━━━━━ Information provided

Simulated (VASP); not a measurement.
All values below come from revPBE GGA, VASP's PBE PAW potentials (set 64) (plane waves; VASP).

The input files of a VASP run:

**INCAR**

━━━━━━━━━━

For this exercise, all the data must be repeated exactly.

Simulated (VASP); not a measurement.
All values below come from revPBE GGA, VASP's PBE PAW potentials (set 64) (plane waves; VASP).

The input files of a VASP run:

**INCAR**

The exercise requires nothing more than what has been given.